→ **Assignment**: The data below is to be returned in full and exactly.

--------------------

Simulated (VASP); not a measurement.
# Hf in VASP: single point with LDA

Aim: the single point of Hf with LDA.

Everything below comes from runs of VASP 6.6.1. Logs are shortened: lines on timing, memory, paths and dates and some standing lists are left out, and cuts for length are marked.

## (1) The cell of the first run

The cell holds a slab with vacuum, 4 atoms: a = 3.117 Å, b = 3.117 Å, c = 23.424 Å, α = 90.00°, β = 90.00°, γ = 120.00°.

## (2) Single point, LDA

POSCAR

--------------------

→ **Task result**:
Simulated (VASP); not a measurement.
# Hf in VASP: single point with LDA

Aim: the single point of Hf with LDA.

Everything below comes from runs of VASP 6.6.1. Logs are shortened: lines on timing, memory, paths and dates and some standing lists are left out, and cuts for length are marked.

## (1) The cell of the first run

The cell holds a slab with vacuum, 4 atoms: a = 3.117 Å, b = 3.117 Å, c = 23.424 Å, α = 90.00°, β = 90.00°, γ = 120.00°.

## (2) Single point, LDA

POSCAR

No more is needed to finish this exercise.